WORK ORDER = Extract every line below, verbatim.

------ DATA PROVIDED ------

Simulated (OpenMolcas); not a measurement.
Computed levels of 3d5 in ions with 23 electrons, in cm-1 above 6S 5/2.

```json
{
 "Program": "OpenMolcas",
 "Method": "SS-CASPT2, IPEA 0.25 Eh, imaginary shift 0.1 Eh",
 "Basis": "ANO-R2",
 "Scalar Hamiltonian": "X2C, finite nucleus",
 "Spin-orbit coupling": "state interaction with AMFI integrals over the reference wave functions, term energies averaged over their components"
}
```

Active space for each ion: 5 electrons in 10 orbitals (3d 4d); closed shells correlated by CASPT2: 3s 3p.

------

SOLUTION =
Simulated (OpenMolcas); not a measurement.
Computed levels of 3d5 in ions with 23 electrons, in cm-1 above 6S 5/2.

```json
{
 "Program": "OpenMolcas",
 "Method": "SS-CASPT2, IPEA 0.25 Eh, imaginary shift 0.1 Eh",
 "Basis": "ANO-R2",
 "Scalar Hamiltonian": "X2C, finite nucleus",
 "Spin-orbit coupling": "state interaction with AMFI integrals over the reference wave functions, term energies averaged over their components"
}
```

Active space for each ion: 5 electrons in 10 orbitals (3d 4d); closed shells correlated by CASPT2: 3s 3p.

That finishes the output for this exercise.